**Work request:** Out of the material that follows, write out exactly the lines from the line with "relaxing | 0.0 GPa |" to the line with "by 5.42 eV) |", both ends included, and no others.

**Data supplied:**
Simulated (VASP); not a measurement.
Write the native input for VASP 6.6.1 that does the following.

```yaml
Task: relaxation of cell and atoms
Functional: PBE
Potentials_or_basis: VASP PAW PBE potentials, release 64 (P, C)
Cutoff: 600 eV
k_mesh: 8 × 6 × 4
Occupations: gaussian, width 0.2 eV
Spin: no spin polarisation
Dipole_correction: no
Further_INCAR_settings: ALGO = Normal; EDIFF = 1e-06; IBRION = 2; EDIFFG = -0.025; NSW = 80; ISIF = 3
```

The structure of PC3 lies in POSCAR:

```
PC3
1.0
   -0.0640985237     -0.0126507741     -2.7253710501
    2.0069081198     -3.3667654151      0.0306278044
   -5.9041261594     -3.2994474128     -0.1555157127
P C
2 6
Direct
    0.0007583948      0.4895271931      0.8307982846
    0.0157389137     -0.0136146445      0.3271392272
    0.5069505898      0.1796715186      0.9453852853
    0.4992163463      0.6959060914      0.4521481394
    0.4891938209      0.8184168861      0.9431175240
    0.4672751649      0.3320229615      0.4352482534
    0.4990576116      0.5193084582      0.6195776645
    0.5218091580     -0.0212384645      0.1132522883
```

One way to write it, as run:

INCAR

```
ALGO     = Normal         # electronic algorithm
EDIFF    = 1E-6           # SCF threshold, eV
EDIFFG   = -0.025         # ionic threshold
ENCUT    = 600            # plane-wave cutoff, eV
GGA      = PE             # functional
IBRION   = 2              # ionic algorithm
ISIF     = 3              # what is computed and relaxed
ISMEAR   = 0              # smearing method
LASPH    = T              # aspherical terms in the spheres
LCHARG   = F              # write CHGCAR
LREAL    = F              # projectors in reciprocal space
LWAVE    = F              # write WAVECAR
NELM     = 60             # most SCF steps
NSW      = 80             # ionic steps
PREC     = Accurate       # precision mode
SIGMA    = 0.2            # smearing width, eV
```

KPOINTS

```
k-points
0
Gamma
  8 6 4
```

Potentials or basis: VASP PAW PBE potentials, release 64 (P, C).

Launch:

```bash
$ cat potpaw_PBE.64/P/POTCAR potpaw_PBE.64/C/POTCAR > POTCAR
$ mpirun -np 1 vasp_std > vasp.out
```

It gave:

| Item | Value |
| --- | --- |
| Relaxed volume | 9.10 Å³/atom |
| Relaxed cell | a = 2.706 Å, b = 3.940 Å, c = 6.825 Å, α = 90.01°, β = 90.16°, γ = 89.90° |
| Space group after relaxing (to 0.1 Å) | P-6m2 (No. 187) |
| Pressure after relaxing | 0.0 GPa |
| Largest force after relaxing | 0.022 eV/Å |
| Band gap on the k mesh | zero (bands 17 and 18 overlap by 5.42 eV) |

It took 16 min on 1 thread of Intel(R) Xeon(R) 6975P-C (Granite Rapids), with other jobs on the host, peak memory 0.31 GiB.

**Task solution:**
| Pressure after relaxing | 0.0 GPa |
| Largest force after relaxing | 0.022 eV/Å |
| Band gap on the k mesh | zero (bands 17 and 18 overlap by 5.42 eV) |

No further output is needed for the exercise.